Data under study:
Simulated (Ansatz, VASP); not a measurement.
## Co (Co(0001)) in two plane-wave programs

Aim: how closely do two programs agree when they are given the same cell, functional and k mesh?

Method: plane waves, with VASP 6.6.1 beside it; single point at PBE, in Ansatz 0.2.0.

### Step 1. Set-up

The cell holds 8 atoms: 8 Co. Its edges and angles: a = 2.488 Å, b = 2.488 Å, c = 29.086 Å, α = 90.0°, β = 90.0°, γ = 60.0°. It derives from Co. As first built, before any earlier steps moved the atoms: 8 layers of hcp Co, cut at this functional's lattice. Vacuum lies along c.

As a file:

Work order:
Output exactly the lines of the records from the first through the one bearing "### Step 1. Set-up", both ends included.

Task response:
Simulated (Ansatz, VASP); not a measurement.
## Co (Co(0001)) in two plane-wave programs

Aim: how closely do two programs agree when they are given the same cell, functional and k mesh?

Method: plane waves, with VASP 6.6.1 beside it; single point at PBE, in Ansatz 0.2.0.

### Step 1. Set-up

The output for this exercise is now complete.